Transcribe each line of the material exactly as it stands.

Segment Start: Dataset excerpts
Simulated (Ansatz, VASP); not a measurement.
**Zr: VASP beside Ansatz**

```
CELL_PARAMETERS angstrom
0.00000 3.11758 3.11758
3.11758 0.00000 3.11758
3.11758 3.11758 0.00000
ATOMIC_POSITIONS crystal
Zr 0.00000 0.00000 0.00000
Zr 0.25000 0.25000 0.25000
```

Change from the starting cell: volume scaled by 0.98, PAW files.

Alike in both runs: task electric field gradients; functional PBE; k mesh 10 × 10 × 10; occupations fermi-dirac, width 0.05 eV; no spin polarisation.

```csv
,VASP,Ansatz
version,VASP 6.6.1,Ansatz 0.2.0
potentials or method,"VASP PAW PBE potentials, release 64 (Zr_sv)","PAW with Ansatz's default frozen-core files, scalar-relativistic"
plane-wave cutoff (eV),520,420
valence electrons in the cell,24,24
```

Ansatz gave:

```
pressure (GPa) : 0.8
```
Segment End: Dataset excerpts

§ **Result**
Simulated (Ansatz, VASP); not a measurement.
**Zr: VASP beside Ansatz**

```
CELL_PARAMETERS angstrom
0.00000 3.11758 3.11758
3.11758 0.00000 3.11758
3.11758 3.11758 0.00000
ATOMIC_POSITIONS crystal
Zr 0.00000 0.00000 0.00000
Zr 0.25000 0.25000 0.25000
```

Change from the starting cell: volume scaled by 0.98, PAW files.

Alike in both runs: task electric field gradients; functional PBE; k mesh 10 × 10 × 10; occupations fermi-dirac, width 0.05 eV; no spin polarisation.

```csv
,VASP,Ansatz
version,VASP 6.6.1,Ansatz 0.2.0
potentials or method,"VASP PAW PBE potentials, release 64 (Zr_sv)","PAW with Ansatz's default frozen-core files, scalar-relativistic"
plane-wave cutoff (eV),520,420
valence electrons in the cell,24,24
```

Ansatz gave:

```
pressure (GPa) : 0.8
```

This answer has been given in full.